────
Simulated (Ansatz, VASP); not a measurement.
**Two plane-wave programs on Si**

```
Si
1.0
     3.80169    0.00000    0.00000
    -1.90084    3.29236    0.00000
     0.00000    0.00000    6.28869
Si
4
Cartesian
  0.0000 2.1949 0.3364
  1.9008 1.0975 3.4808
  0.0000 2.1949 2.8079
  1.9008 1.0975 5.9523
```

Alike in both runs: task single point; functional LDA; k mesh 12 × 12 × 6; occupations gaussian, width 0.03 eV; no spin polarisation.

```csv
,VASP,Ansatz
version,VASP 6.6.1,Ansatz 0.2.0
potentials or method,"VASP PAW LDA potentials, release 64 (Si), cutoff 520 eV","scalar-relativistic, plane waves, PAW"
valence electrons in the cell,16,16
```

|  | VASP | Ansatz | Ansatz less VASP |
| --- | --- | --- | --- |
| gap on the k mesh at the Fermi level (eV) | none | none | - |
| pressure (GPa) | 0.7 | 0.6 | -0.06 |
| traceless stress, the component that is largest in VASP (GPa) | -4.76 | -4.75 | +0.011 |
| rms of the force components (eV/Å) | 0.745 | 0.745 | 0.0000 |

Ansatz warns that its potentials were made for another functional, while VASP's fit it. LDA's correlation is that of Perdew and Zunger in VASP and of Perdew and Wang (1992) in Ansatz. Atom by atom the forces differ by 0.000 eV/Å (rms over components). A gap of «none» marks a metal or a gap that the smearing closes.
────

WORK REQUEST: Could you write out all the entries exactly as given?

RESPONSE AREA:
Simulated (Ansatz, VASP); not a measurement.
**Two plane-wave programs on Si**

```
Si
1.0
     3.80169    0.00000    0.00000
    -1.90084    3.29236    0.00000
     0.00000    0.00000    6.28869
Si
4
Cartesian
  0.0000 2.1949 0.3364
  1.9008 1.0975 3.4808
  0.0000 2.1949 2.8079
  1.9008 1.0975 5.9523
```

Alike in both runs: task single point; functional LDA; k mesh 12 × 12 × 6; occupations gaussian, width 0.03 eV; no spin polarisation.

```csv
,VASP,Ansatz
version,VASP 6.6.1,Ansatz 0.2.0
potentials or method,"VASP PAW LDA potentials, release 64 (Si), cutoff 520 eV","scalar-relativistic, plane waves, PAW"
valence electrons in the cell,16,16
```

|  | VASP | Ansatz | Ansatz less VASP |
| --- | --- | --- | --- |
| gap on the k mesh at the Fermi level (eV) | none | none | - |
| pressure (GPa) | 0.7 | 0.6 | -0.06 |
| traceless stress, the component that is largest in VASP (GPa) | -4.76 | -4.75 | +0.011 |
| rms of the force components (eV/Å) | 0.745 | 0.745 | 0.0000 |

Ansatz warns that its potentials were made for another functional, while VASP's fit it. LDA's correlation is that of Perdew and Zunger in VASP and of Perdew and Wang (1992) in Ansatz. Atom by atom the forces differ by 0.000 eV/Å (rms over components). A gap of «none» marks a metal or a gap that the smearing closes.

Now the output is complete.